▸ Assignment: Take every line of the material and reproduce it exactly.

Content starts
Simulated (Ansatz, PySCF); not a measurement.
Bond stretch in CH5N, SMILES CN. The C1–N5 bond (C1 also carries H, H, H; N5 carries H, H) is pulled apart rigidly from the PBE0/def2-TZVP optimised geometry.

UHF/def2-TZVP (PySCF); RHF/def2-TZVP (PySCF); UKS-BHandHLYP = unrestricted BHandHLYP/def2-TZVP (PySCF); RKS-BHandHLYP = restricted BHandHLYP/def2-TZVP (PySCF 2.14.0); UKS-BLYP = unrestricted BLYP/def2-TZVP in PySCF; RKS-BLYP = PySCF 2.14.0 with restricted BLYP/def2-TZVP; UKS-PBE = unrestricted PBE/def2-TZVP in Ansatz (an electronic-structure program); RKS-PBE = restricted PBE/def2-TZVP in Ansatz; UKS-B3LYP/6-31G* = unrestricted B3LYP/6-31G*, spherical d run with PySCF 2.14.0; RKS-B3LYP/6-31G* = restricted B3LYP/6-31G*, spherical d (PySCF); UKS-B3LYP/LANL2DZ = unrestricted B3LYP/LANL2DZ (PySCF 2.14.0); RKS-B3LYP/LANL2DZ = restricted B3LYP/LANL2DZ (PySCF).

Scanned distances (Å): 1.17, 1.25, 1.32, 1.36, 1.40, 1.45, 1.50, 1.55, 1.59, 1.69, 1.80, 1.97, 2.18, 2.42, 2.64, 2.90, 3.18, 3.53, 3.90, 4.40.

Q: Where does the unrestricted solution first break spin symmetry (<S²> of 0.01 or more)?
Content ends

▸ Task output:
Simulated (Ansatz, PySCF); not a measurement.
Bond stretch in CH5N, SMILES CN. The C1–N5 bond (C1 also carries H, H, H; N5 carries H, H) is pulled apart rigidly from the PBE0/def2-TZVP optimised geometry.

UHF/def2-TZVP (PySCF); RHF/def2-TZVP (PySCF); UKS-BHandHLYP = unrestricted BHandHLYP/def2-TZVP (PySCF); RKS-BHandHLYP = restricted BHandHLYP/def2-TZVP (PySCF 2.14.0); UKS-BLYP = unrestricted BLYP/def2-TZVP in PySCF; RKS-BLYP = PySCF 2.14.0 with restricted BLYP/def2-TZVP; UKS-PBE = unrestricted PBE/def2-TZVP in Ansatz (an electronic-structure program); RKS-PBE = restricted PBE/def2-TZVP in Ansatz; UKS-B3LYP/6-31G* = unrestricted B3LYP/6-31G*, spherical d run with PySCF 2.14.0; RKS-B3LYP/6-31G* = restricted B3LYP/6-31G*, spherical d (PySCF); UKS-B3LYP/LANL2DZ = unrestricted B3LYP/LANL2DZ (PySCF 2.14.0); RKS-B3LYP/LANL2DZ = restricted B3LYP/LANL2DZ (PySCF).

Scanned distances (Å): 1.17, 1.25, 1.32, 1.36, 1.40, 1.45, 1.50, 1.55, 1.59, 1.69, 1.80, 1.97, 2.18, 2.42, 2.64, 2.90, 3.18, 3.53, 3.90, 4.40.

Q: Where does the unrestricted solution first break spin symmetry (<S²> of 0.01 or more)?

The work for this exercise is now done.